========================
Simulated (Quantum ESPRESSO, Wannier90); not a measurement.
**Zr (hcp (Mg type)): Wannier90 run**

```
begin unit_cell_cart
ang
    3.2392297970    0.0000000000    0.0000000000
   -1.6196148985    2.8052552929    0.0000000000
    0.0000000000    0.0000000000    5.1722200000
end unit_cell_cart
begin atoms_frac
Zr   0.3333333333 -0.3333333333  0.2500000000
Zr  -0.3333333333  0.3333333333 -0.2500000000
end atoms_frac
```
========================

**Work task:** A complete, exact copy of the material above is the expected answer.

**Task output:**
Simulated (Quantum ESPRESSO, Wannier90); not a measurement.
**Zr (hcp (Mg type)): Wannier90 run**

```
begin unit_cell_cart
ang
    3.2392297970    0.0000000000    0.0000000000
   -1.6196148985    2.8052552929    0.0000000000
    0.0000000000    0.0000000000    5.1722200000
end unit_cell_cart
begin atoms_frac
Zr   0.3333333333 -0.3333333333  0.2500000000
Zr  -0.3333333333  0.3333333333 -0.2500000000
end atoms_frac
```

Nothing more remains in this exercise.